>>>>>

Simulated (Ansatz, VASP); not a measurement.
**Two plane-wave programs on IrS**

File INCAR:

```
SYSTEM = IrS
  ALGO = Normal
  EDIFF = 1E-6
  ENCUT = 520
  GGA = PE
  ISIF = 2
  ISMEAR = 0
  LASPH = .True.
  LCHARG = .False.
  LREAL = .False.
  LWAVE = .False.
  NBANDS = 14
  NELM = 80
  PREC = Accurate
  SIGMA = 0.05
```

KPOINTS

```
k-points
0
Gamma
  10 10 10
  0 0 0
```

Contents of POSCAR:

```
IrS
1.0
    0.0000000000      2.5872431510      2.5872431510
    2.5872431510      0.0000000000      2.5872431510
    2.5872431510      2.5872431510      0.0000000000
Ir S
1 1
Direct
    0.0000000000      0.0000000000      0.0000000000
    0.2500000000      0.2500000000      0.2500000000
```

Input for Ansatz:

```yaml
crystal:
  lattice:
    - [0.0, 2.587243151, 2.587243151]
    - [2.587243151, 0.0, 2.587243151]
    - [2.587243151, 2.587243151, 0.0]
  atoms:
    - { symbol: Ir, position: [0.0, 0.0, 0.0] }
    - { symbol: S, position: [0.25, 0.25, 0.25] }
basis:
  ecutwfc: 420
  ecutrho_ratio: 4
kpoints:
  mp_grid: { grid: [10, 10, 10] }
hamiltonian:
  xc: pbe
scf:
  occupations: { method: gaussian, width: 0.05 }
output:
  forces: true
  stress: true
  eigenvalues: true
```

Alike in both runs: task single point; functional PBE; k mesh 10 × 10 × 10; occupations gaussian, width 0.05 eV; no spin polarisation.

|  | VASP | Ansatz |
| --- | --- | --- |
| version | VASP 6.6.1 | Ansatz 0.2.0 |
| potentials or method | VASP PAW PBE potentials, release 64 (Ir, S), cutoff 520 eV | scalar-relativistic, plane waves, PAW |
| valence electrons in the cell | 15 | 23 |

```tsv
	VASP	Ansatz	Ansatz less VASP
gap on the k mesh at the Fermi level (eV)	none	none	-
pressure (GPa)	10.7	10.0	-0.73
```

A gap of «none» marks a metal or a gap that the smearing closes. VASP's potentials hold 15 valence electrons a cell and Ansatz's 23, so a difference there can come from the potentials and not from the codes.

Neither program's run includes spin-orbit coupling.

<<<<<

- Work item: Reproduce word for word the lines of the records above, beginning at the first and ending with the line where "from the codes." appears, and nothing past it.

- Exercise solution:
Simulated (Ansatz, VASP); not a measurement.
**Two plane-wave programs on IrS**

File INCAR:

```
SYSTEM = IrS
  ALGO = Normal
  EDIFF = 1E-6
  ENCUT = 520
  GGA = PE
  ISIF = 2
  ISMEAR = 0
  LASPH = .True.
  LCHARG = .False.
  LREAL = .False.
  LWAVE = .False.
  NBANDS = 14
  NELM = 80
  PREC = Accurate
  SIGMA = 0.05
```

KPOINTS

```
k-points
0
Gamma
  10 10 10
  0 0 0
```

Contents of POSCAR:

```
IrS
1.0
    0.0000000000      2.5872431510      2.5872431510
    2.5872431510      0.0000000000      2.5872431510
    2.5872431510      2.5872431510      0.0000000000
Ir S
1 1
Direct
    0.0000000000      0.0000000000      0.0000000000
    0.2500000000      0.2500000000      0.2500000000
```

Input for Ansatz:

```yaml
crystal:
  lattice:
    - [0.0, 2.587243151, 2.587243151]
    - [2.587243151, 0.0, 2.587243151]
    - [2.587243151, 2.587243151, 0.0]
  atoms:
    - { symbol: Ir, position: [0.0, 0.0, 0.0] }
    - { symbol: S, position: [0.25, 0.25, 0.25] }
basis:
  ecutwfc: 420
  ecutrho_ratio: 4
kpoints:
  mp_grid: { grid: [10, 10, 10] }
hamiltonian:
  xc: pbe
scf:
  occupations: { method: gaussian, width: 0.05 }
output:
  forces: true
  stress: true
  eigenvalues: true
```

Alike in both runs: task single point; functional PBE; k mesh 10 × 10 × 10; occupations gaussian, width 0.05 eV; no spin polarisation.

|  | VASP | Ansatz |
| --- | --- | --- |
| version | VASP 6.6.1 | Ansatz 0.2.0 |
| potentials or method | VASP PAW PBE potentials, release 64 (Ir, S), cutoff 520 eV | scalar-relativistic, plane waves, PAW |
| valence electrons in the cell | 15 | 23 |

```tsv
	VASP	Ansatz	Ansatz less VASP
gap on the k mesh at the Fermi level (eV)	none	none	-
pressure (GPa)	10.7	10.0	-0.73
```

A gap of «none» marks a metal or a gap that the smearing closes. VASP's potentials hold 15 valence electrons a cell and Ansatz's 23, so a difference there can come from the potentials and not from the codes.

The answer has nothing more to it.